Content starts
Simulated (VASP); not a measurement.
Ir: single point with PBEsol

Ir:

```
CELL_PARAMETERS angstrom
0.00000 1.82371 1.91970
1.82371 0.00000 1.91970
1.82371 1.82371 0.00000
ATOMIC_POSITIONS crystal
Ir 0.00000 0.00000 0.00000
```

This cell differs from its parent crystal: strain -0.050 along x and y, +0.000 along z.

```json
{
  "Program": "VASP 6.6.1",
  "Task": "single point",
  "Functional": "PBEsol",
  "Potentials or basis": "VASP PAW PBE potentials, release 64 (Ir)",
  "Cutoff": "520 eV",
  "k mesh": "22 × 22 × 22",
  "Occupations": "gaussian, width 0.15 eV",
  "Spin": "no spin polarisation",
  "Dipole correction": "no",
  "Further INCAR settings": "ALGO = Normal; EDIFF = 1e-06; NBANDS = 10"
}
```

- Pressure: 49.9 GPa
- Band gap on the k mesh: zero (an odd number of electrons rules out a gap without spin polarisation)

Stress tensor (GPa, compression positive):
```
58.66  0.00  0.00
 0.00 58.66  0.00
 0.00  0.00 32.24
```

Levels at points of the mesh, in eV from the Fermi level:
Content ends

→ **Requirement**:
Up to and including the line with "- Pressure: 49.9 GPa", output every line of the records above exactly, starting from the first; output nothing else.

→ **Task solution**:
Simulated (VASP); not a measurement.
Ir: single point with PBEsol

Ir:

```
CELL_PARAMETERS angstrom
0.00000 1.82371 1.91970
1.82371 0.00000 1.91970
1.82371 1.82371 0.00000
ATOMIC_POSITIONS crystal
Ir 0.00000 0.00000 0.00000
```

This cell differs from its parent crystal: strain -0.050 along x and y, +0.000 along z.

```json
{
  "Program": "VASP 6.6.1",
  "Task": "single point",
  "Functional": "PBEsol",
  "Potentials or basis": "VASP PAW PBE potentials, release 64 (Ir)",
  "Cutoff": "520 eV",
  "k mesh": "22 × 22 × 22",
  "Occupations": "gaussian, width 0.15 eV",
  "Spin": "no spin polarisation",
  "Dipole correction": "no",
  "Further INCAR settings": "ALGO = Normal; EDIFF = 1e-06; NBANDS = 10"
}
```

- Pressure: 49.9 GPa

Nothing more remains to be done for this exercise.